INFORMATION SUPPLIED START

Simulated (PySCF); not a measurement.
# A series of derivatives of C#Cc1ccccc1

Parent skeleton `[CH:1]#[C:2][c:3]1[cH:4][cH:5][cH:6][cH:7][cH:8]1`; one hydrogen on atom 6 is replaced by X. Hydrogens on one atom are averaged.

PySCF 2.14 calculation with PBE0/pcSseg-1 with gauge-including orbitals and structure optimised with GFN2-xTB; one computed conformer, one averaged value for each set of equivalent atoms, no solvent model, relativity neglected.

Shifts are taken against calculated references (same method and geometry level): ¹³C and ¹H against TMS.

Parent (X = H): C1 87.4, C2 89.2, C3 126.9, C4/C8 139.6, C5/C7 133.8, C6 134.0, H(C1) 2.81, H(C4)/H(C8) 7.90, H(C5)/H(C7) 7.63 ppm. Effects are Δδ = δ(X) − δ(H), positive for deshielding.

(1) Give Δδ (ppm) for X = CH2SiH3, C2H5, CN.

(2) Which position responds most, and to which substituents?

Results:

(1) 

INFORMATION SUPPLIED END

### REQUIRED ACTION
The data above needs retyping. Reproduce each line exactly.

### YOUR SOLUTION
Simulated (PySCF); not a measurement.
# A series of derivatives of C#Cc1ccccc1

Parent skeleton `[CH:1]#[C:2][c:3]1[cH:4][cH:5][cH:6][cH:7][cH:8]1`; one hydrogen on atom 6 is replaced by X. Hydrogens on one atom are averaged.

PySCF 2.14 calculation with PBE0/pcSseg-1 with gauge-including orbitals and structure optimised with GFN2-xTB; one computed conformer, one averaged value for each set of equivalent atoms, no solvent model, relativity neglected.

Shifts are taken against calculated references (same method and geometry level): ¹³C and ¹H against TMS.

Parent (X = H): C1 87.4, C2 89.2, C3 126.9, C4/C8 139.6, C5/C7 133.8, C6 134.0, H(C1) 2.81, H(C4)/H(C8) 7.90, H(C5)/H(C7) 7.63 ppm. Effects are Δδ = δ(X) − δ(H), positive for deshielding.

(1) Give Δδ (ppm) for X = CH2SiH3, C2H5, CN.

(2) Which position responds most, and to which substituents?

Results:

(1) 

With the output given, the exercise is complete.